Reproduce, from the lines below, exactly the stretch that begins at the line containing "predict n = 2." and ends at the line containing "2.5, 2.4 kJ/mol.", both included.

START SUPPLIED RECORDS

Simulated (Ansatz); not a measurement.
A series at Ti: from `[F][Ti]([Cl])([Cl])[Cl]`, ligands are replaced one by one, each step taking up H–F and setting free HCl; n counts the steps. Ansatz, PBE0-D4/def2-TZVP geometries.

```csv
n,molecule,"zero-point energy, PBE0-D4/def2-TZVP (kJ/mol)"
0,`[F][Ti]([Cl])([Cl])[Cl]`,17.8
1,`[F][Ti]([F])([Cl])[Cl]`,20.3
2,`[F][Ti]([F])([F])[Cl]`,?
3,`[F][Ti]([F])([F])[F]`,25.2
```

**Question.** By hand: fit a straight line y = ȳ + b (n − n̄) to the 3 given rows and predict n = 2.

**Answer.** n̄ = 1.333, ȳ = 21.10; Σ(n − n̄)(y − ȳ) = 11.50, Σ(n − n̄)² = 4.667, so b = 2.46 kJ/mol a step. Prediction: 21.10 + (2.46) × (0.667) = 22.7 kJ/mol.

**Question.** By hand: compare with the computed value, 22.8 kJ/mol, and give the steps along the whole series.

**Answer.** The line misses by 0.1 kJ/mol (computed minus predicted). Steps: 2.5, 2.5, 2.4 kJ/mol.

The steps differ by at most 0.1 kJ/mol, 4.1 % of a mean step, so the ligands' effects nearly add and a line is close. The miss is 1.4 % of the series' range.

END SUPPLIED RECORDS

## [TASK RESPONSE]
**Question.** By hand: fit a straight line y = ȳ + b (n − n̄) to the 3 given rows and predict n = 2.

**Answer.** n̄ = 1.333, ȳ = 21.10; Σ(n − n̄)(y − ȳ) = 11.50, Σ(n − n̄)² = 4.667, so b = 2.46 kJ/mol a step. Prediction: 21.10 + (2.46) × (0.667) = 22.7 kJ/mol.

**Question.** By hand: compare with the computed value, 22.8 kJ/mol, and give the steps along the whole series.

**Answer.** The line misses by 0.1 kJ/mol (computed minus predicted). Steps: 2.5, 2.5, 2.4 kJ/mol.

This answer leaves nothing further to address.